★ ★ ★ ★ ★

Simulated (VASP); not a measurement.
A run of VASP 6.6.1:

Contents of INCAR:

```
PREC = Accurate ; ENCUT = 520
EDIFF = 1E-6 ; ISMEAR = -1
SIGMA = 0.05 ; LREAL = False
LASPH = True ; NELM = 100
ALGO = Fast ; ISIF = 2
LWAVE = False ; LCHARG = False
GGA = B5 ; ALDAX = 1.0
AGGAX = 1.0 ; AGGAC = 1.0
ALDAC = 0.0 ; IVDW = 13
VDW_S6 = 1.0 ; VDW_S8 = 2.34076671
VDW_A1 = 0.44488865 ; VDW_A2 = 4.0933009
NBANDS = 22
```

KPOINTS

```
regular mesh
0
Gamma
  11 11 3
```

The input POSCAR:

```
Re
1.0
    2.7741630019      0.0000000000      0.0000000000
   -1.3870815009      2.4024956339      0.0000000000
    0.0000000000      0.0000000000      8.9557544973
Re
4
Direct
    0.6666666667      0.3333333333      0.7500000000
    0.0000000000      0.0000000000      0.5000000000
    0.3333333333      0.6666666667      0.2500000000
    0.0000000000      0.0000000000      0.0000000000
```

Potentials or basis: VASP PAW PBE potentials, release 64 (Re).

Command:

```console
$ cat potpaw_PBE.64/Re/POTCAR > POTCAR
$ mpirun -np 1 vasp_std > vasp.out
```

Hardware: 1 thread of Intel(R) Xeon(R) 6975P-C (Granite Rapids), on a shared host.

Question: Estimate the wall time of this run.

★ ★ ★ ★ ★

The required output is the full set of entries, reproduced verbatim.

Simulated (VASP); not a measurement.
A run of VASP 6.6.1:

Contents of INCAR:

```
PREC = Accurate ; ENCUT = 520
EDIFF = 1E-6 ; ISMEAR = -1
SIGMA = 0.05 ; LREAL = False
LASPH = True ; NELM = 100
ALGO = Fast ; ISIF = 2
LWAVE = False ; LCHARG = False
GGA = B5 ; ALDAX = 1.0
AGGAX = 1.0 ; AGGAC = 1.0
ALDAC = 0.0 ; IVDW = 13
VDW_S6 = 1.0 ; VDW_S8 = 2.34076671
VDW_A1 = 0.44488865 ; VDW_A2 = 4.0933009
NBANDS = 22
```

KPOINTS

```
regular mesh
0
Gamma
  11 11 3
```

The input POSCAR:

```
Re
1.0
    2.7741630019      0.0000000000      0.0000000000
   -1.3870815009      2.4024956339      0.0000000000
    0.0000000000      0.0000000000      8.9557544973
Re
4
Direct
    0.6666666667      0.3333333333      0.7500000000
    0.0000000000      0.0000000000      0.5000000000
    0.3333333333      0.6666666667      0.2500000000
    0.0000000000      0.0000000000      0.0000000000
```

Potentials or basis: VASP PAW PBE potentials, release 64 (Re).

Command:

```console
$ cat potpaw_PBE.64/Re/POTCAR > POTCAR
$ mpirun -np 1 vasp_std > vasp.out
```

Hardware: 1 thread of Intel(R) Xeon(R) 6975P-C (Granite Rapids), on a shared host.

Question: Estimate the wall time of this run.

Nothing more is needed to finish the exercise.